Work item: Return every line from the one with "Its results: band" through the one with "Q: After a change", inclusive, exactly as it appears below.

Given information section start
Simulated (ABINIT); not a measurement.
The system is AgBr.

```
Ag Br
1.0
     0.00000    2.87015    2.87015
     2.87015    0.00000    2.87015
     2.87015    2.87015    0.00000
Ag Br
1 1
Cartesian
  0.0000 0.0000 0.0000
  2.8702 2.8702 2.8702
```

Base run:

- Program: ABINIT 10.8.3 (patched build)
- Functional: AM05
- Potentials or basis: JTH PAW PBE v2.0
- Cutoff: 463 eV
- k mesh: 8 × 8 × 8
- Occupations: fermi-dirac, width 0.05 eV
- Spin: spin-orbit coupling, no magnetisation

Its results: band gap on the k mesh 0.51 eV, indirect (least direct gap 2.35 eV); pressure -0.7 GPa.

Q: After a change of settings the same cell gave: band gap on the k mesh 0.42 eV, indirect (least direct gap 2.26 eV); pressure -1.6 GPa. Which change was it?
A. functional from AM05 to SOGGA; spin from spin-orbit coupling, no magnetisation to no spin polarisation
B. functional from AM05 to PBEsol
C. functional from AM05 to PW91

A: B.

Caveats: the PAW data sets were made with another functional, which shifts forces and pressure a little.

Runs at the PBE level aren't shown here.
Given information section end

Answer space:
Its results: band gap on the k mesh 0.51 eV, indirect (least direct gap 2.35 eV); pressure -0.7 GPa.

Q: After a change of settings the same cell gave: band gap on the k mesh 0.42 eV, indirect (least direct gap 2.26 eV); pressure -1.6 GPa. Which change was it?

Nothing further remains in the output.